------------------------------------
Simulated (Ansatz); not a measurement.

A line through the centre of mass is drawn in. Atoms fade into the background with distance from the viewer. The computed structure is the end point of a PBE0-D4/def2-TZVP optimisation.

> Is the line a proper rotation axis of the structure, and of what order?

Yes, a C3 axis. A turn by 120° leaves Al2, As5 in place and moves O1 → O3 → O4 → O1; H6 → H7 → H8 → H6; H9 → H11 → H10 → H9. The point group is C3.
------------------------------------

Work item: Would you please reproduce the records above exactly, only from their first line through the line holding "of what order?", with both ends included?

Answer box:
Simulated (Ansatz); not a measurement.

A line through the centre of mass is drawn in. Atoms fade into the background with distance from the viewer. The computed structure is the end point of a PBE0-D4/def2-TZVP optimisation.

> Is the line a proper rotation axis of the structure, and of what order?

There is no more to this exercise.